* _REQUIRED ACTION_
Each line of the data must be reproduced as it appears.

* _DATA FOR REVIEW_
▬▬▬▬▬▬▬▬▬▬

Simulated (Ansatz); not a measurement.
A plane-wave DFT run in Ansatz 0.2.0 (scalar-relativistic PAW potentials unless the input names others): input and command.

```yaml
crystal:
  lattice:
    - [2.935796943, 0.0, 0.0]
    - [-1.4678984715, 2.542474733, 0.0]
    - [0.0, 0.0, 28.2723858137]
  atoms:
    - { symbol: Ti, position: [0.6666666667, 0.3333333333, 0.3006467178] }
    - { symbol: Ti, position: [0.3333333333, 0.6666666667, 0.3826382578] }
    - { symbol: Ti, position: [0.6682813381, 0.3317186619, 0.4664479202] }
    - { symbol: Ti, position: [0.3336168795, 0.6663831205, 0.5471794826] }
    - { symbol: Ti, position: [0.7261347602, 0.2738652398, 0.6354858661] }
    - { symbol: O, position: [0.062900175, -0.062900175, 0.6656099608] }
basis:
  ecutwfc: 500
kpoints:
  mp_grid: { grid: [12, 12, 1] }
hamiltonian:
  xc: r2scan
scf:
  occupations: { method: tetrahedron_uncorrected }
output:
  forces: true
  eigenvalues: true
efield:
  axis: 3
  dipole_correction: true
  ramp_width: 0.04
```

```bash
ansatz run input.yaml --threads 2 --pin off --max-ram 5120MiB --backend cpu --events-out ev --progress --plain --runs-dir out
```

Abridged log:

▬▬▬▬▬▬▬▬▬▬

* _WRITTEN ANSWER_
Simulated (Ansatz); not a measurement.
A plane-wave DFT run in Ansatz 0.2.0 (scalar-relativistic PAW potentials unless the input names others): input and command.

```yaml
crystal:
  lattice:
    - [2.935796943, 0.0, 0.0]
    - [-1.4678984715, 2.542474733, 0.0]
    - [0.0, 0.0, 28.2723858137]
  atoms:
    - { symbol: Ti, position: [0.6666666667, 0.3333333333, 0.3006467178] }
    - { symbol: Ti, position: [0.3333333333, 0.6666666667, 0.3826382578] }
    - { symbol: Ti, position: [0.6682813381, 0.3317186619, 0.4664479202] }
    - { symbol: Ti, position: [0.3336168795, 0.6663831205, 0.5471794826] }
    - { symbol: Ti, position: [0.7261347602, 0.2738652398, 0.6354858661] }
    - { symbol: O, position: [0.062900175, -0.062900175, 0.6656099608] }
basis:
  ecutwfc: 500
kpoints:
  mp_grid: { grid: [12, 12, 1] }
hamiltonian:
  xc: r2scan
scf:
  occupations: { method: tetrahedron_uncorrected }
output:
  forces: true
  eigenvalues: true
efield:
  axis: 3
  dipole_correction: true
  ramp_width: 0.04
```

```bash
ansatz run input.yaml --threads 2 --pin off --max-ram 5120MiB --backend cpu --events-out ev --progress --plain --runs-dir out
```

Abridged log:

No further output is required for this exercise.